━━ DATA UNDER STUDY

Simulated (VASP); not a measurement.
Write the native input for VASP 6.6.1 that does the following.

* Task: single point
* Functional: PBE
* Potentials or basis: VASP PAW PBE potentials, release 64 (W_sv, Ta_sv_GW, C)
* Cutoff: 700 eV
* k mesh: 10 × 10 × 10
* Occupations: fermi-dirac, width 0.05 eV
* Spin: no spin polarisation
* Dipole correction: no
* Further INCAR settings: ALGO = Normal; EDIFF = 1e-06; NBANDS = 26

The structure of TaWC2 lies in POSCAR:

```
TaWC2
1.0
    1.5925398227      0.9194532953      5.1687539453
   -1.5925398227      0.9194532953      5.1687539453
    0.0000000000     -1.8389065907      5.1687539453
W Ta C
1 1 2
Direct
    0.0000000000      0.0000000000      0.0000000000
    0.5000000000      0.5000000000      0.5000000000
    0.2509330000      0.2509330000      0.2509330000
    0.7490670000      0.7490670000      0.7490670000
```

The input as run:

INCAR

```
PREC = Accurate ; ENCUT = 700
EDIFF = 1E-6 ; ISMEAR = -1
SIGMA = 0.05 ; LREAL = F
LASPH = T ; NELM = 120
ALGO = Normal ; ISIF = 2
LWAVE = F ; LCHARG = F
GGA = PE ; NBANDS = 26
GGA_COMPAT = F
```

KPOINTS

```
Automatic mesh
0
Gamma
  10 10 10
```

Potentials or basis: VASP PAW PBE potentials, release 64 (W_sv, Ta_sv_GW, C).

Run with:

━━━━

*REQUIREMENT:* Each record must be restated word for word, including the last line.

*RESPONSE:*
Simulated (VASP); not a measurement.
Write the native input for VASP 6.6.1 that does the following.

* Task: single point
* Functional: PBE
* Potentials or basis: VASP PAW PBE potentials, release 64 (W_sv, Ta_sv_GW, C)
* Cutoff: 700 eV
* k mesh: 10 × 10 × 10
* Occupations: fermi-dirac, width 0.05 eV
* Spin: no spin polarisation
* Dipole correction: no
* Further INCAR settings: ALGO = Normal; EDIFF = 1e-06; NBANDS = 26

The structure of TaWC2 lies in POSCAR:

```
TaWC2
1.0
    1.5925398227      0.9194532953      5.1687539453
   -1.5925398227      0.9194532953      5.1687539453
    0.0000000000     -1.8389065907      5.1687539453
W Ta C
1 1 2
Direct
    0.0000000000      0.0000000000      0.0000000000
    0.5000000000      0.5000000000      0.5000000000
    0.2509330000      0.2509330000      0.2509330000
    0.7490670000      0.7490670000      0.7490670000
```

The input as run:

INCAR

```
PREC = Accurate ; ENCUT = 700
EDIFF = 1E-6 ; ISMEAR = -1
SIGMA = 0.05 ; LREAL = F
LASPH = T ; NELM = 120
ALGO = Normal ; ISIF = 2
LWAVE = F ; LCHARG = F
GGA = PE ; NBANDS = 26
GGA_COMPAT = F
```

KPOINTS

```
Automatic mesh
0
Gamma
  10 10 10
```

Potentials or basis: VASP PAW PBE potentials, release 64 (W_sv, Ta_sv_GW, C).

Run with:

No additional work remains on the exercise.